# [ACTION ITEM]
Each line of the entries, from the first to the line containing "The RPA dielectric", is to be transcribed exactly as it stands; include no other lines.

== == ==
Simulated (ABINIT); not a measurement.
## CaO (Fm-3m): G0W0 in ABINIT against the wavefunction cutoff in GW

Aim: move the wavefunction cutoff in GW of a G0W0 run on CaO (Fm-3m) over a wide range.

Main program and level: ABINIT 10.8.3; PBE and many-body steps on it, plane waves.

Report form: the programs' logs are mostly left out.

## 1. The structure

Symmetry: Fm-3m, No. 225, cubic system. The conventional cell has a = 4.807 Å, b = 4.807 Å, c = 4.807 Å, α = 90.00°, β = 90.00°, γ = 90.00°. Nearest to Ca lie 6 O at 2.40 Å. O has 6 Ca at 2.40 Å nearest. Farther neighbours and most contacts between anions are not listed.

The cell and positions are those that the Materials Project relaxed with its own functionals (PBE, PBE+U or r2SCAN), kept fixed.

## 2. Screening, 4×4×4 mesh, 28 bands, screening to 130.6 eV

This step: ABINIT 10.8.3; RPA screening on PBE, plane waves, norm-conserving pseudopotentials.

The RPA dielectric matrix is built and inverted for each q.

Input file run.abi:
== == ==

# [WRITTEN ANSWER]
Simulated (ABINIT); not a measurement.
## CaO (Fm-3m): G0W0 in ABINIT against the wavefunction cutoff in GW

Aim: move the wavefunction cutoff in GW of a G0W0 run on CaO (Fm-3m) over a wide range.

Main program and level: ABINIT 10.8.3; PBE and many-body steps on it, plane waves.

Report form: the programs' logs are mostly left out.

## 1. The structure

Symmetry: Fm-3m, No. 225, cubic system. The conventional cell has a = 4.807 Å, b = 4.807 Å, c = 4.807 Å, α = 90.00°, β = 90.00°, γ = 90.00°. Nearest to Ca lie 6 O at 2.40 Å. O has 6 Ca at 2.40 Å nearest. Farther neighbours and most contacts between anions are not listed.

The cell and positions are those that the Materials Project relaxed with its own functionals (PBE, PBE+U or r2SCAN), kept fixed.

## 2. Screening, 4×4×4 mesh, 28 bands, screening to 130.6 eV

This step: ABINIT 10.8.3; RPA screening on PBE, plane waves, norm-conserving pseudopotentials.

The RPA dielectric matrix is built and inverted for each q.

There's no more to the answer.